• Assigned task: One part of the entries below is wanted: the lines from the one containing "PbO(red) | 100.0 |" through the one containing "PbO(yellow) | 88.7 |". Write those out exactly and nothing else.

○ ○ ○ ○ ○

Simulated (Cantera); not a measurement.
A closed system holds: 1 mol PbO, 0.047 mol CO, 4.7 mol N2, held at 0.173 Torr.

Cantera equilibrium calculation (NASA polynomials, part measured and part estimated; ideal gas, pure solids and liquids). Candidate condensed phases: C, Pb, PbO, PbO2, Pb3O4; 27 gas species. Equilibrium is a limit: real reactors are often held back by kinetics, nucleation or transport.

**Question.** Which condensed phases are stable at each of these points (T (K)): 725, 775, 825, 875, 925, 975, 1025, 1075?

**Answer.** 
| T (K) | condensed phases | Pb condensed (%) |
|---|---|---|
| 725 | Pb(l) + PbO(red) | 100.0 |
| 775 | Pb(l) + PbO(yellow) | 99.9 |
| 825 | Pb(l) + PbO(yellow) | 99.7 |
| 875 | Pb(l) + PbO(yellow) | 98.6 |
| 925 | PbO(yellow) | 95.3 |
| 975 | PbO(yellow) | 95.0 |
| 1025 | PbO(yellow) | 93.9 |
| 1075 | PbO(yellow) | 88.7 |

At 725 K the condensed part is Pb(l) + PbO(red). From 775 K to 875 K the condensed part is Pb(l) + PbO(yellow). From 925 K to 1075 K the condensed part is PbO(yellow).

○ ○ ○ ○ ○

• Your solution:
| 725 | Pb(l) + PbO(red) | 100.0 |
| 775 | Pb(l) + PbO(yellow) | 99.9 |
| 825 | Pb(l) + PbO(yellow) | 99.7 |
| 875 | Pb(l) + PbO(yellow) | 98.6 |
| 925 | PbO(yellow) | 95.3 |
| 975 | PbO(yellow) | 95.0 |
| 1025 | PbO(yellow) | 93.9 |
| 1075 | PbO(yellow) | 88.7 |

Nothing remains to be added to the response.